The entries below must be copied exactly as they are.

--- START ---

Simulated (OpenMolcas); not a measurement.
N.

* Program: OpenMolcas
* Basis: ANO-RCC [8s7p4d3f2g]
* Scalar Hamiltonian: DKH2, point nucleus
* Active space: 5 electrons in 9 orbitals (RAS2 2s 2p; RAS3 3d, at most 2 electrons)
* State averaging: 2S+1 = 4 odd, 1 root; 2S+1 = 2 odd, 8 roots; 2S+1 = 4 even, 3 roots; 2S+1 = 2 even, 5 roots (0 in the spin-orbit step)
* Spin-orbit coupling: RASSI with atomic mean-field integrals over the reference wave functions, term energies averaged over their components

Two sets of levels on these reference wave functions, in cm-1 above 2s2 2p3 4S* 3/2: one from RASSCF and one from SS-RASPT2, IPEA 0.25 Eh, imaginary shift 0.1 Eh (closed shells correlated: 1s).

--- END ---

• **Exercise solution**:
Simulated (OpenMolcas); not a measurement.
N.

* Program: OpenMolcas
* Basis: ANO-RCC [8s7p4d3f2g]
* Scalar Hamiltonian: DKH2, point nucleus
* Active space: 5 electrons in 9 orbitals (RAS2 2s 2p; RAS3 3d, at most 2 electrons)
* State averaging: 2S+1 = 4 odd, 1 root; 2S+1 = 2 odd, 8 roots; 2S+1 = 4 even, 3 roots; 2S+1 = 2 even, 5 roots (0 in the spin-orbit step)
* Spin-orbit coupling: RASSI with atomic mean-field integrals over the reference wave functions, term energies averaged over their components

Two sets of levels on these reference wave functions, in cm-1 above 2s2 2p3 4S* 3/2: one from RASSCF and one from SS-RASPT2, IPEA 0.25 Eh, imaginary shift 0.1 Eh (closed shells correlated: 1s).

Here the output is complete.